Repeat exactly the lines of the listing below, please, starting with the first and ending with the line containing "The structure was"; leave out the rest.

[[ Excerpted records, beginning ]]
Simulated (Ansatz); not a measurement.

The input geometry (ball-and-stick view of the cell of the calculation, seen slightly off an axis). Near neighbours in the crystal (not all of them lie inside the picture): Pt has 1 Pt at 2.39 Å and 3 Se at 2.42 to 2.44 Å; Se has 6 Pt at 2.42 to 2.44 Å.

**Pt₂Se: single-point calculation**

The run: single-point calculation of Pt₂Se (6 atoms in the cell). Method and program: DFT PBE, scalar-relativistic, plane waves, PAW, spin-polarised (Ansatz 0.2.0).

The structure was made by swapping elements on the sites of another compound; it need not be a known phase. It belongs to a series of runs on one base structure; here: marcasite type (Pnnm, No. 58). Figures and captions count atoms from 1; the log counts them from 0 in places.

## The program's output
[[ Excerpted records, end ]]

■ **Answer section**:
Simulated (Ansatz); not a measurement.

The input geometry (ball-and-stick view of the cell of the calculation, seen slightly off an axis). Near neighbours in the crystal (not all of them lie inside the picture): Pt has 1 Pt at 2.39 Å and 3 Se at 2.42 to 2.44 Å; Se has 6 Pt at 2.42 to 2.44 Å.

**Pt₂Se: single-point calculation**

The run: single-point calculation of Pt₂Se (6 atoms in the cell). Method and program: DFT PBE, scalar-relativistic, plane waves, PAW, spin-polarised (Ansatz 0.2.0).

The structure was made by swapping elements on the sites of another compound; it need not be a known phase. It belongs to a series of runs on one base structure; here: marcasite type (Pnnm, No. 58). Figures and captions count atoms from 1; the log counts them from 0 in places.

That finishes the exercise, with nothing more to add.